Each line below must be transcribed with no word changed.

→ **Data for review**:
**********

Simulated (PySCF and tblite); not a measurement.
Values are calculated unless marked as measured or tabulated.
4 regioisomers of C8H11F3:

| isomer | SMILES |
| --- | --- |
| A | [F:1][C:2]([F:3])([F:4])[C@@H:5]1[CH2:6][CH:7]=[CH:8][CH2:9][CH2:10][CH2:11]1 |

**********

→ **Exercise response**:
Simulated (PySCF and tblite); not a measurement.
Values are calculated unless marked as measured or tabulated.
4 regioisomers of C8H11F3:

| isomer | SMILES |
| --- | --- |
| A | [F:1][C:2]([F:3])([F:4])[C@@H:5]1[CH2:6][CH:7]=[CH:8][CH2:9][CH2:10][CH2:11]1 |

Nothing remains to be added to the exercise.